*THE DATA*
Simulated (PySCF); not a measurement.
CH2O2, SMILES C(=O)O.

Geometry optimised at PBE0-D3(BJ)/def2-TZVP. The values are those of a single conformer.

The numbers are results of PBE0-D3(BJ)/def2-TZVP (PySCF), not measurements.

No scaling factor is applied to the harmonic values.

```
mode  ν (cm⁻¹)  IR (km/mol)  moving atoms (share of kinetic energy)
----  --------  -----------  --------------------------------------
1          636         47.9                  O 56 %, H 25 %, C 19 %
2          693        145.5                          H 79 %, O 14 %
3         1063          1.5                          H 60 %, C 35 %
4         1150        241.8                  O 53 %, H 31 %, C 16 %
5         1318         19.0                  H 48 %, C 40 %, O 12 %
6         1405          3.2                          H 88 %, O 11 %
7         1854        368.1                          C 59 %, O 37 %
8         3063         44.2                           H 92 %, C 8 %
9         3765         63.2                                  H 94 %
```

*BRIEF*
Only the lines from the start of the material through the line containing "The numbers are" belong in the answer, each copied exactly.

*RESPONSE BOX*
Simulated (PySCF); not a measurement.
CH2O2, SMILES C(=O)O.

Geometry optimised at PBE0-D3(BJ)/def2-TZVP. The values are those of a single conformer.

The numbers are results of PBE0-D3(BJ)/def2-TZVP (PySCF), not measurements.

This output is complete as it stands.